Provided information:
━━━━━━━━━━━━━━━━

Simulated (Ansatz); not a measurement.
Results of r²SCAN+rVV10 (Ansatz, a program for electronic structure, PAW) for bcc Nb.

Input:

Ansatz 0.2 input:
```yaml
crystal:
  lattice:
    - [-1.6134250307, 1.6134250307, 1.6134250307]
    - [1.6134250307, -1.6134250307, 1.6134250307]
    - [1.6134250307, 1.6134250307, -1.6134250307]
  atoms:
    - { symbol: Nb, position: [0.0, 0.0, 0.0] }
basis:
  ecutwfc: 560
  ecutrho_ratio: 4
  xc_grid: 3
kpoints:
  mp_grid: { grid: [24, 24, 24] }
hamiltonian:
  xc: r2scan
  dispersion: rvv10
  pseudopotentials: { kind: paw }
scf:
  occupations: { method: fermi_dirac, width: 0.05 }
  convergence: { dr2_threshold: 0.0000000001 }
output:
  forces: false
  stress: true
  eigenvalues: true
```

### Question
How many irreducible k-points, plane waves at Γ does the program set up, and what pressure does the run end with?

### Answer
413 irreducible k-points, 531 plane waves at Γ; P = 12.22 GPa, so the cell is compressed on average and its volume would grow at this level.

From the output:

━━━━━━━━━━━━━━━━

Activity:
Beginning with the first line of the entries, repeat each line exactly until you have reproduced the one containing "413 irreducible k-points, 531", and add nothing further.

Response:
Simulated (Ansatz); not a measurement.
Results of r²SCAN+rVV10 (Ansatz, a program for electronic structure, PAW) for bcc Nb.

Input:

Ansatz 0.2 input:
```yaml
crystal:
  lattice:
    - [-1.6134250307, 1.6134250307, 1.6134250307]
    - [1.6134250307, -1.6134250307, 1.6134250307]
    - [1.6134250307, 1.6134250307, -1.6134250307]
  atoms:
    - { symbol: Nb, position: [0.0, 0.0, 0.0] }
basis:
  ecutwfc: 560
  ecutrho_ratio: 4
  xc_grid: 3
kpoints:
  mp_grid: { grid: [24, 24, 24] }
hamiltonian:
  xc: r2scan
  dispersion: rvv10
  pseudopotentials: { kind: paw }
scf:
  occupations: { method: fermi_dirac, width: 0.05 }
  convergence: { dr2_threshold: 0.0000000001 }
output:
  forces: false
  stress: true
  eigenvalues: true
```

### Question
How many irreducible k-points, plane waves at Γ does the program set up, and what pressure does the run end with?

### Answer
413 irreducible k-points, 531 plane waves at Γ; P = 12.22 GPa, so the cell is compressed on average and its volume would grow at this level.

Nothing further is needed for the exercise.